※ ※ ※

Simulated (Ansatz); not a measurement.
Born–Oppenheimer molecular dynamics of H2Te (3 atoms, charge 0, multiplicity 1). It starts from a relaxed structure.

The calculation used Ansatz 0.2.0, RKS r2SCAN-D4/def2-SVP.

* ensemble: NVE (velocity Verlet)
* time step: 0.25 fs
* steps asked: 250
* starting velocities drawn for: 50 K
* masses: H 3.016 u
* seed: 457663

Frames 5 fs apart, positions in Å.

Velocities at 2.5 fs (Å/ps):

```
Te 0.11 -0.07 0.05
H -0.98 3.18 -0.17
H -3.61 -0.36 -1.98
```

※ ※ ※

> _Work request_: Please return the lines above that run from the line containing "The calculation used" to the line containing "Frames 5 fs apart, positions in Å.", inclusive, exactly and with no other lines.

> _Task answer_:
The calculation used Ansatz 0.2.0, RKS r2SCAN-D4/def2-SVP.

* ensemble: NVE (velocity Verlet)
* time step: 0.25 fs
* steps asked: 250
* starting velocities drawn for: 50 K
* masses: H 3.016 u
* seed: 457663

Frames 5 fs apart, positions in Å.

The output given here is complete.